• **WORK ITEM**
Copy exactly, please, the lines of the data from its start through the line containing "strong is it?**".

• **DATA TO EXAMINE**
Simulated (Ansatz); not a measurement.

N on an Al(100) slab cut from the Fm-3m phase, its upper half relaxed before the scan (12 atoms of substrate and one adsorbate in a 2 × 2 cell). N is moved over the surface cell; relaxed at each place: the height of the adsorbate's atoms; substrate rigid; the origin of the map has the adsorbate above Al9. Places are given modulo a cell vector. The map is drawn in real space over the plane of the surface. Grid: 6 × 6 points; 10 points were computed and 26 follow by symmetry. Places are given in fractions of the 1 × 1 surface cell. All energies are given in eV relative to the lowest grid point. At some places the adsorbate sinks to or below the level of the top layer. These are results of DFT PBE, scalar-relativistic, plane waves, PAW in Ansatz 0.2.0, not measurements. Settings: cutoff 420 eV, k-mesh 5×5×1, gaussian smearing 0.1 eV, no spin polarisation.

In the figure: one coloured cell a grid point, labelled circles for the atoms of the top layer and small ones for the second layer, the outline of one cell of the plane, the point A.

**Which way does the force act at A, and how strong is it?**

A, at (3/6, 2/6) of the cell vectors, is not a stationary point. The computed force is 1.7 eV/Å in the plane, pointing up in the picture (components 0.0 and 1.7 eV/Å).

• **WRITTEN REPLY**
Simulated (Ansatz); not a measurement.

N on an Al(100) slab cut from the Fm-3m phase, its upper half relaxed before the scan (12 atoms of substrate and one adsorbate in a 2 × 2 cell). N is moved over the surface cell; relaxed at each place: the height of the adsorbate's atoms; substrate rigid; the origin of the map has the adsorbate above Al9. Places are given modulo a cell vector. The map is drawn in real space over the plane of the surface. Grid: 6 × 6 points; 10 points were computed and 26 follow by symmetry. Places are given in fractions of the 1 × 1 surface cell. All energies are given in eV relative to the lowest grid point. At some places the adsorbate sinks to or below the level of the top layer. These are results of DFT PBE, scalar-relativistic, plane waves, PAW in Ansatz 0.2.0, not measurements. Settings: cutoff 420 eV, k-mesh 5×5×1, gaussian smearing 0.1 eV, no spin polarisation.

In the figure: one coloured cell a grid point, labelled circles for the atoms of the top layer and small ones for the second layer, the outline of one cell of the plane, the point A.

**Which way does the force act at A, and how strong is it?**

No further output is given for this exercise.